Work request ▸
What do the lines say, reproduced word for word, from the first of the entries below through the line bearing "Noncovalent pair: HCl"?

+--

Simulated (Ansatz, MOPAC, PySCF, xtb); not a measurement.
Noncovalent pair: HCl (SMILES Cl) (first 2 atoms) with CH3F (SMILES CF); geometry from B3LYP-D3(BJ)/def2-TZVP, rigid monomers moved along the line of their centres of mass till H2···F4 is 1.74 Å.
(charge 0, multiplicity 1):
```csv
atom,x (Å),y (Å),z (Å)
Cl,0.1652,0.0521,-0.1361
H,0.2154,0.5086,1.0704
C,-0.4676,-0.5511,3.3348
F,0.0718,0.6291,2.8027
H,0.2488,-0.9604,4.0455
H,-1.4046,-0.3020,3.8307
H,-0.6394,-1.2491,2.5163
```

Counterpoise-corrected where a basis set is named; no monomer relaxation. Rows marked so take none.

+--

Solution ▸
Simulated (Ansatz, MOPAC, PySCF, xtb); not a measurement.
Noncovalent pair: HCl (SMILES Cl) (first 2 atoms) with CH3F (SMILES CF); geometry from B3LYP-D3(BJ)/def2-TZVP, rigid monomers moved along the line of their centres of mass till H2···F4 is 1.74 Å.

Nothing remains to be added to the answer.